### RECORD EXTRACTS
((
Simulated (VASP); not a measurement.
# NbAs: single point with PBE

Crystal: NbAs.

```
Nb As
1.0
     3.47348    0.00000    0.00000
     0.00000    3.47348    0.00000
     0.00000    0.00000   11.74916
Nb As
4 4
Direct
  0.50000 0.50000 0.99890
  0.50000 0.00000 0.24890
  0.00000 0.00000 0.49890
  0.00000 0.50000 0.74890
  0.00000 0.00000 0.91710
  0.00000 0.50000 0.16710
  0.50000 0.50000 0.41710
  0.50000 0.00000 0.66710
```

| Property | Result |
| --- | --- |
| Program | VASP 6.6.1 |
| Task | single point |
))

### BRIEF
Using the listing above, transcribe every entry exactly.

### ANSWER BOX
Simulated (VASP); not a measurement.
# NbAs: single point with PBE

Crystal: NbAs.

```
Nb As
1.0
     3.47348    0.00000    0.00000
     0.00000    3.47348    0.00000
     0.00000    0.00000   11.74916
Nb As
4 4
Direct
  0.50000 0.50000 0.99890
  0.50000 0.00000 0.24890
  0.00000 0.00000 0.49890
  0.00000 0.50000 0.74890
  0.00000 0.00000 0.91710
  0.00000 0.50000 0.16710
  0.50000 0.50000 0.41710
  0.50000 0.00000 0.66710
```

| Property | Result |
| --- | --- |
| Program | VASP 6.6.1 |
| Task | single point |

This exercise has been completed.